• SUPPLIED DATA:
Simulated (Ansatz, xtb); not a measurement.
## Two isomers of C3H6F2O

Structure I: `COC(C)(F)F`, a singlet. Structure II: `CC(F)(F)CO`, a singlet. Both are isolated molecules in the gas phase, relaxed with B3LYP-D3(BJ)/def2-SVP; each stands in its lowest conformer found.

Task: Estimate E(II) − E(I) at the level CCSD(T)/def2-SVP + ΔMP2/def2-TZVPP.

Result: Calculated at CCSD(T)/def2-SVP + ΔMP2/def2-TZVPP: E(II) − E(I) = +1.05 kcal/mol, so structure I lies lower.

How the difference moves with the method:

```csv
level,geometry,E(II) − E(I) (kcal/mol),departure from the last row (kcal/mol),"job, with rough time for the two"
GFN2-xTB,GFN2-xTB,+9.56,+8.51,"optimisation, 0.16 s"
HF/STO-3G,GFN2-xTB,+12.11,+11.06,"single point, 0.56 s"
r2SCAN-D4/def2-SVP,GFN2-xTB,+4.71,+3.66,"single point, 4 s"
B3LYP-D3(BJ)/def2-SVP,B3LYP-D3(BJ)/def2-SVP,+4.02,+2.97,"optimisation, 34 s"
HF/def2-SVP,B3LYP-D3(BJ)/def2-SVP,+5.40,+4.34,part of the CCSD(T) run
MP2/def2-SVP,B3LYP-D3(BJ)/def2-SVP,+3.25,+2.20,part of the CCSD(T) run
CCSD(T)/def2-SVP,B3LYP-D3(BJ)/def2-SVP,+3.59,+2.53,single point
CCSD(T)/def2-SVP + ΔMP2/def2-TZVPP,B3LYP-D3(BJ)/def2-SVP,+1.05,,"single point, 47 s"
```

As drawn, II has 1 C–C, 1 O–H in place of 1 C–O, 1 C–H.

• WORK INSTRUCTION: Repeat the material word for word from its opening line up to and including the line containing "Task: Estimate E(II)".

• WRITTEN RESPONSE:
Simulated (Ansatz, xtb); not a measurement.
## Two isomers of C3H6F2O

Structure I: `COC(C)(F)F`, a singlet. Structure II: `CC(F)(F)CO`, a singlet. Both are isolated molecules in the gas phase, relaxed with B3LYP-D3(BJ)/def2-SVP; each stands in its lowest conformer found.

Task: Estimate E(II) − E(I) at the level CCSD(T)/def2-SVP + ΔMP2/def2-TZVPP.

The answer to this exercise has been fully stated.